ASSIGNMENT:
All the records below must be returned exactly as they stand.

○ ○ ○ ○

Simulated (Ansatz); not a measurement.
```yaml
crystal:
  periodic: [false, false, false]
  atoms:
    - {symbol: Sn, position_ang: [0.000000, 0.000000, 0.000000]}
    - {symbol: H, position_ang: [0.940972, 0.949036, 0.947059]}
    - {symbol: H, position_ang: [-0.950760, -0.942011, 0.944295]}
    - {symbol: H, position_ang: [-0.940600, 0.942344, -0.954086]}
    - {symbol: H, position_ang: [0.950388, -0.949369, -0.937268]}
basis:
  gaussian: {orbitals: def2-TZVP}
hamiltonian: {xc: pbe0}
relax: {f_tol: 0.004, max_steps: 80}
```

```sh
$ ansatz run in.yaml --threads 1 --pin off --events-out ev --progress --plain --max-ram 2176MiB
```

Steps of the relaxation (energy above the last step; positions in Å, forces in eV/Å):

○ ○ ○ ○

ANSWER BOX:
Simulated (Ansatz); not a measurement.
```yaml
crystal:
  periodic: [false, false, false]
  atoms:
    - {symbol: Sn, position_ang: [0.000000, 0.000000, 0.000000]}
    - {symbol: H, position_ang: [0.940972, 0.949036, 0.947059]}
    - {symbol: H, position_ang: [-0.950760, -0.942011, 0.944295]}
    - {symbol: H, position_ang: [-0.940600, 0.942344, -0.954086]}
    - {symbol: H, position_ang: [0.950388, -0.949369, -0.937268]}
basis:
  gaussian: {orbitals: def2-TZVP}
hamiltonian: {xc: pbe0}
relax: {f_tol: 0.004, max_steps: 80}
```

```sh
$ ansatz run in.yaml --threads 1 --pin off --events-out ev --progress --plain --max-ram 2176MiB
```

Steps of the relaxation (energy above the last step; positions in Å, forces in eV/Å):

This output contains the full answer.